*Activity:* Which lines below fall between the one containing "The structure is" and the one containing "Calculation: PBE/pcSseg-1 in"? Repeat them exactly, counting both of those lines, and add nothing else.

*Records supplied:*
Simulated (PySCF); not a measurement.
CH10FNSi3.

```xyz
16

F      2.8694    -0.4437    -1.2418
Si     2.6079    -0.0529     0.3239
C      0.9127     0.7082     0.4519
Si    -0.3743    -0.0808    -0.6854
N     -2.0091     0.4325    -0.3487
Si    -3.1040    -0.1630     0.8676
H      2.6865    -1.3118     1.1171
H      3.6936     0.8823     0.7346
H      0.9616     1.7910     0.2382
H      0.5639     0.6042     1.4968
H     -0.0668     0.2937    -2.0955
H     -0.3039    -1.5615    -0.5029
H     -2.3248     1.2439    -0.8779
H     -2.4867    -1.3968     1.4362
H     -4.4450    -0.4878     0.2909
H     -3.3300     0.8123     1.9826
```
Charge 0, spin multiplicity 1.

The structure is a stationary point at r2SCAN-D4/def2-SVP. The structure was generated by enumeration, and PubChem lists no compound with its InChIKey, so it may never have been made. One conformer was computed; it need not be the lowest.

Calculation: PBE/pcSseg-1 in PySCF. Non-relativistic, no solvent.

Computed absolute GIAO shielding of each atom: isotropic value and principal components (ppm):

*Your solution:*
The structure is a stationary point at r2SCAN-D4/def2-SVP. The structure was generated by enumeration, and PubChem lists no compound with its InChIKey, so it may never have been made. One conformer was computed; it need not be the lowest.

Calculation: PBE/pcSseg-1 in PySCF. Non-relativistic, no solvent.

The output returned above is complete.